Take the records below and print them verbatim up to and including the line that carries "Electron correlation in Cu (copper, neutral)".

■ PROVIDED RECORDS:
.....

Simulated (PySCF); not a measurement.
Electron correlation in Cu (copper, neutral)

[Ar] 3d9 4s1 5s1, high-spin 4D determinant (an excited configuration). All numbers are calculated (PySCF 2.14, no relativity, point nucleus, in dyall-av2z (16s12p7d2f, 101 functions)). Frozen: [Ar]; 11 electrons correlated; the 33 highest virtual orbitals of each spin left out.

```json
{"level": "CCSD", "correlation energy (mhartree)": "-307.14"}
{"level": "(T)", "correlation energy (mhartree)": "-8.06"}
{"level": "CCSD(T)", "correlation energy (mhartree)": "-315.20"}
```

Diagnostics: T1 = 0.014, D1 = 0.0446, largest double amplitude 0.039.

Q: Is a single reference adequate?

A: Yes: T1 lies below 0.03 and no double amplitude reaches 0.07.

.....

■ WORKED SOLUTION:
Simulated (PySCF); not a measurement.
Electron correlation in Cu (copper, neutral)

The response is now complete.